Supplied entries
══════

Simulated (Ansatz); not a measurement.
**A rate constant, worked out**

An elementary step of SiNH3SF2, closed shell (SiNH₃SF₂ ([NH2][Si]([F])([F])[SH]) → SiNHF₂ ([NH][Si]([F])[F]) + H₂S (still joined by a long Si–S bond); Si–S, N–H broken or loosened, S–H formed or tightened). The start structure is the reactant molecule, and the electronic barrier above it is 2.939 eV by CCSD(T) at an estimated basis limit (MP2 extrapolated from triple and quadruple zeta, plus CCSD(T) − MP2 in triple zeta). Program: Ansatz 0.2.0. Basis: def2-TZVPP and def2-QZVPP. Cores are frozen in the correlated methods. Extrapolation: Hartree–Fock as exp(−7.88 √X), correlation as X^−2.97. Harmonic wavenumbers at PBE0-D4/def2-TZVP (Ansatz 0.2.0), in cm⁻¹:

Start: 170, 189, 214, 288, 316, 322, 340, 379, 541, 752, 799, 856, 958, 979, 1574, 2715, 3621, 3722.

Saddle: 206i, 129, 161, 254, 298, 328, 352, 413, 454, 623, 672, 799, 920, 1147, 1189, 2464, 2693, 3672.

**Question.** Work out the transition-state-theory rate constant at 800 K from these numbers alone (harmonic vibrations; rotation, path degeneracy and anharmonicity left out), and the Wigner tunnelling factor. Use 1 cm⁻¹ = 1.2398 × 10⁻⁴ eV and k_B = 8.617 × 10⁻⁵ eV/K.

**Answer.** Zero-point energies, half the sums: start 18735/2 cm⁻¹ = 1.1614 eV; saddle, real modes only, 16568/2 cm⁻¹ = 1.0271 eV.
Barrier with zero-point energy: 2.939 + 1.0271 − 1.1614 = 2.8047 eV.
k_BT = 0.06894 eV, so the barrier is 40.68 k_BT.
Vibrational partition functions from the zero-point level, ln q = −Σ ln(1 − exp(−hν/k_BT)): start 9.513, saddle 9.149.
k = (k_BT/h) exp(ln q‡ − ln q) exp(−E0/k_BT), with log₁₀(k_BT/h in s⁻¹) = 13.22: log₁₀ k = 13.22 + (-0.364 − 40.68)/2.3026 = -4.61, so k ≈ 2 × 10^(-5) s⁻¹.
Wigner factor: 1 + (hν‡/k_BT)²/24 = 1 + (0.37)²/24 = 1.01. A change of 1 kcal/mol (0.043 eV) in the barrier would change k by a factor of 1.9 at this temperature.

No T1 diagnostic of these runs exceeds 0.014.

══════

Assignment
Repeat exactly the lines above, starting with the first line of the records and finishing with the line holding "k_BT = 0.06894". Add no other line.

Answer box
Simulated (Ansatz); not a measurement.
**A rate constant, worked out**

An elementary step of SiNH3SF2, closed shell (SiNH₃SF₂ ([NH2][Si]([F])([F])[SH]) → SiNHF₂ ([NH][Si]([F])[F]) + H₂S (still joined by a long Si–S bond); Si–S, N–H broken or loosened, S–H formed or tightened). The start structure is the reactant molecule, and the electronic barrier above it is 2.939 eV by CCSD(T) at an estimated basis limit (MP2 extrapolated from triple and quadruple zeta, plus CCSD(T) − MP2 in triple zeta). Program: Ansatz 0.2.0. Basis: def2-TZVPP and def2-QZVPP. Cores are frozen in the correlated methods. Extrapolation: Hartree–Fock as exp(−7.88 √X), correlation as X^−2.97. Harmonic wavenumbers at PBE0-D4/def2-TZVP (Ansatz 0.2.0), in cm⁻¹:

Start: 170, 189, 214, 288, 316, 322, 340, 379, 541, 752, 799, 856, 958, 979, 1574, 2715, 3621, 3722.

Saddle: 206i, 129, 161, 254, 298, 328, 352, 413, 454, 623, 672, 799, 920, 1147, 1189, 2464, 2693, 3672.

**Question.** Work out the transition-state-theory rate constant at 800 K from these numbers alone (harmonic vibrations; rotation, path degeneracy and anharmonicity left out), and the Wigner tunnelling factor. Use 1 cm⁻¹ = 1.2398 × 10⁻⁴ eV and k_B = 8.617 × 10⁻⁵ eV/K.

**Answer.** Zero-point energies, half the sums: start 18735/2 cm⁻¹ = 1.1614 eV; saddle, real modes only, 16568/2 cm⁻¹ = 1.0271 eV.
Barrier with zero-point energy: 2.939 + 1.0271 − 1.1614 = 2.8047 eV.
k_BT = 0.06894 eV, so the barrier is 40.68 k_BT.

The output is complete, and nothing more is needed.